Write the records out again in full, word for word.

START Information given
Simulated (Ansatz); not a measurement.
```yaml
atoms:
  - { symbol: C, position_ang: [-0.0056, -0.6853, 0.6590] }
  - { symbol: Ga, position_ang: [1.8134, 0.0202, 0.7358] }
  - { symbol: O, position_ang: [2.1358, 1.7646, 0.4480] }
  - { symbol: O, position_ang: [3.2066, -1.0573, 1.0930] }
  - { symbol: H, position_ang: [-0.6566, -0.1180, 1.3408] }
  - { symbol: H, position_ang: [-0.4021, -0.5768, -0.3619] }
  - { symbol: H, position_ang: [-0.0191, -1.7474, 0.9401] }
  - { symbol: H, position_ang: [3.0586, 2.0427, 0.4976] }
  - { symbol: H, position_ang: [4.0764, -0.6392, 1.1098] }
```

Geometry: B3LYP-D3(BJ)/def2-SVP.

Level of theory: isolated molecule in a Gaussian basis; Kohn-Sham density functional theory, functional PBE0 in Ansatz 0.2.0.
END Information given

▶ Answer section
Simulated (Ansatz); not a measurement.
```yaml
atoms:
  - { symbol: C, position_ang: [-0.0056, -0.6853, 0.6590] }
  - { symbol: Ga, position_ang: [1.8134, 0.0202, 0.7358] }
  - { symbol: O, position_ang: [2.1358, 1.7646, 0.4480] }
  - { symbol: O, position_ang: [3.2066, -1.0573, 1.0930] }
  - { symbol: H, position_ang: [-0.6566, -0.1180, 1.3408] }
  - { symbol: H, position_ang: [-0.4021, -0.5768, -0.3619] }
  - { symbol: H, position_ang: [-0.0191, -1.7474, 0.9401] }
  - { symbol: H, position_ang: [3.0586, 2.0427, 0.4976] }
  - { symbol: H, position_ang: [4.0764, -0.6392, 1.1098] }
```

Geometry: B3LYP-D3(BJ)/def2-SVP.

Level of theory: isolated molecule in a Gaussian basis; Kohn-Sham density functional theory, functional PBE0 in Ansatz 0.2.0.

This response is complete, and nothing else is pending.